**Given entries:**
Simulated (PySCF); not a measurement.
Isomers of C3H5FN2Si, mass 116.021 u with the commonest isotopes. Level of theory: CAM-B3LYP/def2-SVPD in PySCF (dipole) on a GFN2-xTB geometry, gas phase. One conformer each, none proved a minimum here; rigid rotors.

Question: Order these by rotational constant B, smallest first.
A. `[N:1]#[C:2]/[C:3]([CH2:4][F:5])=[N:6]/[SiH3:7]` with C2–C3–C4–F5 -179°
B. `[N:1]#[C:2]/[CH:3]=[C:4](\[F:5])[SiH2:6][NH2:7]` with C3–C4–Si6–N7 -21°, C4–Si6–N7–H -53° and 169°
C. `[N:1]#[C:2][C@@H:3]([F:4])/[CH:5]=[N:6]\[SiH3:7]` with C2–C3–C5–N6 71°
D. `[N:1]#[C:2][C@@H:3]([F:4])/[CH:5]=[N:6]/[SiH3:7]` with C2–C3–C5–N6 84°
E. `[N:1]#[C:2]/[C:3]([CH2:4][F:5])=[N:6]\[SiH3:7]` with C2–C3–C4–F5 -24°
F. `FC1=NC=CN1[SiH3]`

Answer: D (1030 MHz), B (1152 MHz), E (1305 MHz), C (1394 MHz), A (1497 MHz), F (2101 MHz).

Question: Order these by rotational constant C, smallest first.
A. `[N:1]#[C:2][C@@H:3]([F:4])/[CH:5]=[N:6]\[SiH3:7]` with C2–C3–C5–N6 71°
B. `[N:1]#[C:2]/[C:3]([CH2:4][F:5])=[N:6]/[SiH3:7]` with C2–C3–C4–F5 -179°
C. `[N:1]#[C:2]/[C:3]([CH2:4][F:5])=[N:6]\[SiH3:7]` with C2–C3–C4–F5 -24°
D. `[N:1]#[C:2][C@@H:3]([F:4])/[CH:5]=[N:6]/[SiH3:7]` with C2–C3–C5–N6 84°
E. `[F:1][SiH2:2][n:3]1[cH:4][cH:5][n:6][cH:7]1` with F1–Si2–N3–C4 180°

**Assigned task:** Reproduce the entries exactly, but only from their first line to the line holding "Isomers of C3H5FN2Si, mass", with that last line kept.

**Exercise output:**
Simulated (PySCF); not a measurement.
Isomers of C3H5FN2Si, mass 116.021 u with the commonest isotopes. Level of theory: CAM-B3LYP/def2-SVPD in PySCF (dipole) on a GFN2-xTB geometry, gas phase. One conformer each, none proved a minimum here; rigid rotors.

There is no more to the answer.